(EXERCISE): All lines before the one containing "7 | band 8 |", plus that line itself, are to be printed exactly as they appear below.

(INFORMATION GIVEN):
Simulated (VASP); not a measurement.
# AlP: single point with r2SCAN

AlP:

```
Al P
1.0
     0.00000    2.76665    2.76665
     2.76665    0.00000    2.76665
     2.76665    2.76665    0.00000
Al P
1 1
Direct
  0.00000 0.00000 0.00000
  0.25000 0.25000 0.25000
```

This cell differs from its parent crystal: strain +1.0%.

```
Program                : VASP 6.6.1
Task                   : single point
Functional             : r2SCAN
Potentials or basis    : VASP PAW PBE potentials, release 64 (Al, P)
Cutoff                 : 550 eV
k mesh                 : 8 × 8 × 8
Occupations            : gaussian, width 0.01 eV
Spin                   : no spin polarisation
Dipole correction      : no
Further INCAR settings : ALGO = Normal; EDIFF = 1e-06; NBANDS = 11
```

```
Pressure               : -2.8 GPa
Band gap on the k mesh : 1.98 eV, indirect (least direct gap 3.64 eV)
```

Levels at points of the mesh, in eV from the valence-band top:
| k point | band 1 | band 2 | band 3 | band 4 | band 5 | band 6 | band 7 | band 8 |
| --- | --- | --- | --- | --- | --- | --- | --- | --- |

(ANSWER BOX):
Simulated (VASP); not a measurement.
# AlP: single point with r2SCAN

AlP:

```
Al P
1.0
     0.00000    2.76665    2.76665
     2.76665    0.00000    2.76665
     2.76665    2.76665    0.00000
Al P
1 1
Direct
  0.00000 0.00000 0.00000
  0.25000 0.25000 0.25000
```

This cell differs from its parent crystal: strain +1.0%.

```
Program                : VASP 6.6.1
Task                   : single point
Functional             : r2SCAN
Potentials or basis    : VASP PAW PBE potentials, release 64 (Al, P)
Cutoff                 : 550 eV
k mesh                 : 8 × 8 × 8
Occupations            : gaussian, width 0.01 eV
Spin                   : no spin polarisation
Dipole correction      : no
Further INCAR settings : ALGO = Normal; EDIFF = 1e-06; NBANDS = 11
```

```
Pressure               : -2.8 GPa
Band gap on the k mesh : 1.98 eV, indirect (least direct gap 3.64 eV)
```

Levels at points of the mesh, in eV from the valence-band top:
| k point | band 1 | band 2 | band 3 | band 4 | band 5 | band 6 | band 7 | band 8 |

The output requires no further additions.